**WORK ITEM**:
The answer must match the material word for word, with every line included.

********

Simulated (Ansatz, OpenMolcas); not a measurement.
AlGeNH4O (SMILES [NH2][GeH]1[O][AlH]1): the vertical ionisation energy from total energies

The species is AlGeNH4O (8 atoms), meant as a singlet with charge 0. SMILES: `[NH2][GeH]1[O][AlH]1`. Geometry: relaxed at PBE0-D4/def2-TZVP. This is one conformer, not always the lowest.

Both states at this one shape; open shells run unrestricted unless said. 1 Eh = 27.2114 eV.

********

**WRITTEN RESPONSE**:
Simulated (Ansatz, OpenMolcas); not a measurement.
AlGeNH4O (SMILES [NH2][GeH]1[O][AlH]1): the vertical ionisation energy from total energies

The species is AlGeNH4O (8 atoms), meant as a singlet with charge 0. SMILES: `[NH2][GeH]1[O][AlH]1`. Geometry: relaxed at PBE0-D4/def2-TZVP. This is one conformer, not always the lowest.

Both states at this one shape; open shells run unrestricted unless said. 1 Eh = 27.2114 eV.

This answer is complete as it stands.